* Required action
Write out each line of the entries exactly, starting at the first and finishing with the line that contains "These are results".

Dataset content: Begin

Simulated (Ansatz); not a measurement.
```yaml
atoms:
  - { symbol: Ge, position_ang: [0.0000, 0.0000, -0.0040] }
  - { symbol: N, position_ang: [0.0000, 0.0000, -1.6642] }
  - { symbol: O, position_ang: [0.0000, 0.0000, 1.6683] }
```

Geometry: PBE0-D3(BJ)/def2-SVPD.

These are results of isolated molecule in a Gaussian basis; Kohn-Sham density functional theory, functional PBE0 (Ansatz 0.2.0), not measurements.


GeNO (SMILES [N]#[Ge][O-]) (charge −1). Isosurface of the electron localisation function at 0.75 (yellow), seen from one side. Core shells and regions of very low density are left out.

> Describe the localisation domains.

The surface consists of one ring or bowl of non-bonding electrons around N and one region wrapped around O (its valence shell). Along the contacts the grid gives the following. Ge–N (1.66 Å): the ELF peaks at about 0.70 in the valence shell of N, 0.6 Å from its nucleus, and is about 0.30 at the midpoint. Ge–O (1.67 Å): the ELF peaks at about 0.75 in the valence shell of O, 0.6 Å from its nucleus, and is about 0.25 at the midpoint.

Dataset content: End

* Reply
Simulated (Ansatz); not a measurement.
```yaml
atoms:
  - { symbol: Ge, position_ang: [0.0000, 0.0000, -0.0040] }
  - { symbol: N, position_ang: [0.0000, 0.0000, -1.6642] }
  - { symbol: O, position_ang: [0.0000, 0.0000, 1.6683] }
```

Geometry: PBE0-D3(BJ)/def2-SVPD.

These are results of isolated molecule in a Gaussian basis; Kohn-Sham density functional theory, functional PBE0 (Ansatz 0.2.0), not measurements.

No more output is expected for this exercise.